>>>>>

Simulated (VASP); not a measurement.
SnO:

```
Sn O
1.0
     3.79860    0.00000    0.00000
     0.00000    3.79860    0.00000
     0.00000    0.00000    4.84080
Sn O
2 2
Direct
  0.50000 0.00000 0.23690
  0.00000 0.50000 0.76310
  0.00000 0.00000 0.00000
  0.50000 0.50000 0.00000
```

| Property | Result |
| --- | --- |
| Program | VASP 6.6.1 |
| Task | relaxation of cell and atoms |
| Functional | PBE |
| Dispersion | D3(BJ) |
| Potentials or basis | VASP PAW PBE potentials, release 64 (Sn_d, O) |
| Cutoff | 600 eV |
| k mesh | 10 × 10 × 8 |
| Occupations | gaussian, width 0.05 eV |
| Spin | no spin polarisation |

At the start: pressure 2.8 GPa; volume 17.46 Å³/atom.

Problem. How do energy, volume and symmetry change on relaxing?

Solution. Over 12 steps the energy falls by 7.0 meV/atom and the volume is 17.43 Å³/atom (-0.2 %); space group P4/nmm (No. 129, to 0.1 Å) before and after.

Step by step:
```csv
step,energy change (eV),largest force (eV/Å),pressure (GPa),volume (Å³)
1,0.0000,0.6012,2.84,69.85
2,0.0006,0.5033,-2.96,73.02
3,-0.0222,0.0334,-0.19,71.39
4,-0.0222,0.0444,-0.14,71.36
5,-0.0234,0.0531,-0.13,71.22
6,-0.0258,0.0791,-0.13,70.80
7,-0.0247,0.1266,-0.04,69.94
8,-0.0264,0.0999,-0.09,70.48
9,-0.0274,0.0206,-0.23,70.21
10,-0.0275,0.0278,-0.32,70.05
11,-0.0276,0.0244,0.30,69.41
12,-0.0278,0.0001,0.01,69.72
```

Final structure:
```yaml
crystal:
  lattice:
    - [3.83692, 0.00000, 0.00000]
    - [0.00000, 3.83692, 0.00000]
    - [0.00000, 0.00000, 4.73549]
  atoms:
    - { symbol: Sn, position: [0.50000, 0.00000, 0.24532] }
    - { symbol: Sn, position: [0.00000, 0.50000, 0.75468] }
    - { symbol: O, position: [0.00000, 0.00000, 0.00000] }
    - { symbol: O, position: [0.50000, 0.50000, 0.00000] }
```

<<<<<

Set down, word for word, each line from the top of the records above through the line with "VASP 6.6.1 |".

▶ Response:
Simulated (VASP); not a measurement.
SnO:

```
Sn O
1.0
     3.79860    0.00000    0.00000
     0.00000    3.79860    0.00000
     0.00000    0.00000    4.84080
Sn O
2 2
Direct
  0.50000 0.00000 0.23690
  0.00000 0.50000 0.76310
  0.00000 0.00000 0.00000
  0.50000 0.50000 0.00000
```

| Property | Result |
| --- | --- |
| Program | VASP 6.6.1 |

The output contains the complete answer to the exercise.